Task item. Entries must be copied exactly, with nothing left out.

#####

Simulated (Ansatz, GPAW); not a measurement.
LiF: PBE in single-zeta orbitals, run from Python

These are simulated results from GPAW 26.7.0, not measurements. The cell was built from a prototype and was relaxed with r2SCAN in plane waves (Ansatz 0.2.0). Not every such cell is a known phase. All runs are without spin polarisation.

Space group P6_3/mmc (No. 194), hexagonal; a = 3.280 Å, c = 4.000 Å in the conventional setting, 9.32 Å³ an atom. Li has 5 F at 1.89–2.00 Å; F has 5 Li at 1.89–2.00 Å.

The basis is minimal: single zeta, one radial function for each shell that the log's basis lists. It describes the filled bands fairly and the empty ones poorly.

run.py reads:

#####

Task response.
Simulated (Ansatz, GPAW); not a measurement.
LiF: PBE in single-zeta orbitals, run from Python

These are simulated results from GPAW 26.7.0, not measurements. The cell was built from a prototype and was relaxed with r2SCAN in plane waves (Ansatz 0.2.0). Not every such cell is a known phase. All runs are without spin polarisation.

Space group P6_3/mmc (No. 194), hexagonal; a = 3.280 Å, c = 4.000 Å in the conventional setting, 9.32 Å³ an atom. Li has 5 F at 1.89–2.00 Å; F has 5 Li at 1.89–2.00 Å.

The basis is minimal: single zeta, one radial function for each shell that the log's basis lists. It describes the filled bands fairly and the empty ones poorly.

run.py reads:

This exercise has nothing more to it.